Set down exactly, from the records below, the line with "- Functional: PBE" through the line with "Solution. Over 21", and nothing else.

*** Begin section ***

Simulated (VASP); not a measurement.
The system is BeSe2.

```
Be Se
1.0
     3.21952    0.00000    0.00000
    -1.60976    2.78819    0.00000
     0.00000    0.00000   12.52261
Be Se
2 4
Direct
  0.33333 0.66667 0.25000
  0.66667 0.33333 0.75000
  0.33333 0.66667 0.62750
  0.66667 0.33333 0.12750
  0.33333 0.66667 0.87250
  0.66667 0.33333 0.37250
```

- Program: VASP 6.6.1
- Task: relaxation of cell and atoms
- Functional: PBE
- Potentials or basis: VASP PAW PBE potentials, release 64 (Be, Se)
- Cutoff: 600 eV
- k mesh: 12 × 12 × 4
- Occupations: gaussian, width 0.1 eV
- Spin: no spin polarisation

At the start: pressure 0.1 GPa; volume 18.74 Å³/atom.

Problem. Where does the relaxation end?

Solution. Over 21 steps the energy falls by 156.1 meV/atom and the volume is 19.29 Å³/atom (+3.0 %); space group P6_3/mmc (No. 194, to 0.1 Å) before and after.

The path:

*** End section ***

Exercise output.
- Functional: PBE
- Potentials or basis: VASP PAW PBE potentials, release 64 (Be, Se)
- Cutoff: 600 eV
- k mesh: 12 × 12 × 4
- Occupations: gaussian, width 0.1 eV
- Spin: no spin polarisation

At the start: pressure 0.1 GPa; volume 18.74 Å³/atom.

Problem. Where does the relaxation end?

Solution. Over 21 steps the energy falls by 156.1 meV/atom and the volume is 19.29 Å³/atom (+3.0 %); space group P6_3/mmc (No. 194, to 0.1 Å) before and after.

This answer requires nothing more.